ACTION ITEM — Transcribe word for word the lines below from the line with "Caveats: spin-orbit coupling" through the line with "A k mesh can", ends included.

DATA LISTING —

• • • • •

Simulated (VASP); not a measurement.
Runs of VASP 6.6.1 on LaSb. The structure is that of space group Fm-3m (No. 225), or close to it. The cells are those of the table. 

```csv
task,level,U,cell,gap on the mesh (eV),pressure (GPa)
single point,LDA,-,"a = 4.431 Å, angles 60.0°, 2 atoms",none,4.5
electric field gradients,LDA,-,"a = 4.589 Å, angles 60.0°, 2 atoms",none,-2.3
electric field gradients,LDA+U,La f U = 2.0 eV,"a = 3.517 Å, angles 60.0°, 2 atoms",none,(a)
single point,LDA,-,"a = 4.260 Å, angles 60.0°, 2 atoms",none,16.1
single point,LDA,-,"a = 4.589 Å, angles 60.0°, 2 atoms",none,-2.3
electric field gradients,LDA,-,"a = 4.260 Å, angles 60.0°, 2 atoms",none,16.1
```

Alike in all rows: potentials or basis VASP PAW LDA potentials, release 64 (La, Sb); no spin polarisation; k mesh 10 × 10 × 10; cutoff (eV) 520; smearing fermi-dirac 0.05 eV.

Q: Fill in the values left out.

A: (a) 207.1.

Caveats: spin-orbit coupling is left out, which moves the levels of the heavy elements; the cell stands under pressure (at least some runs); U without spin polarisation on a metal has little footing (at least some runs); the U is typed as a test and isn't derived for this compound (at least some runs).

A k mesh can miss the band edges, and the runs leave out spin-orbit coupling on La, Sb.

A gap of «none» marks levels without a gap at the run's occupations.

• • • • •

RESULT —
Caveats: spin-orbit coupling is left out, which moves the levels of the heavy elements; the cell stands under pressure (at least some runs); U without spin polarisation on a metal has little footing (at least some runs); the U is typed as a test and isn't derived for this compound (at least some runs).

A k mesh can miss the band edges, and the runs leave out spin-orbit coupling on La, Sb.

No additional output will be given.